━━ DATA SHOWN ━━
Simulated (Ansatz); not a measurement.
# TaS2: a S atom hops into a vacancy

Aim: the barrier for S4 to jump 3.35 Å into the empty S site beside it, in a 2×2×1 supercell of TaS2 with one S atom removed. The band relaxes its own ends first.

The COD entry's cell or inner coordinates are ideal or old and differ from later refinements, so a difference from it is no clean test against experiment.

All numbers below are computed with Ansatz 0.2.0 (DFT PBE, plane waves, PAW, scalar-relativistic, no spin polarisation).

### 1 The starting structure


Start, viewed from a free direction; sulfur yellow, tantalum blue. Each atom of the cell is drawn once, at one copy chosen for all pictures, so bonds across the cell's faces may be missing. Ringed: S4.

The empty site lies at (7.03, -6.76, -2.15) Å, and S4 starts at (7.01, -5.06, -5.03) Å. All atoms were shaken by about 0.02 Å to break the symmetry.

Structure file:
━━━

ASSIGNED TASK
Word for word, restate the material above.

ANSWER BOX
Simulated (Ansatz); not a measurement.
# TaS2: a S atom hops into a vacancy

Aim: the barrier for S4 to jump 3.35 Å into the empty S site beside it, in a 2×2×1 supercell of TaS2 with one S atom removed. The band relaxes its own ends first.

The COD entry's cell or inner coordinates are ideal or old and differ from later refinements, so a difference from it is no clean test against experiment.

All numbers below are computed with Ansatz 0.2.0 (DFT PBE, plane waves, PAW, scalar-relativistic, no spin polarisation).

### 1 The starting structure


Start, viewed from a free direction; sulfur yellow, tantalum blue. Each atom of the cell is drawn once, at one copy chosen for all pictures, so bonds across the cell's faces may be missing. Ringed: S4.

The empty site lies at (7.03, -6.76, -2.15) Å, and S4 starts at (7.01, -5.06, -5.03) Å. All atoms were shaken by about 0.02 Å to break the symmetry.

Structure file:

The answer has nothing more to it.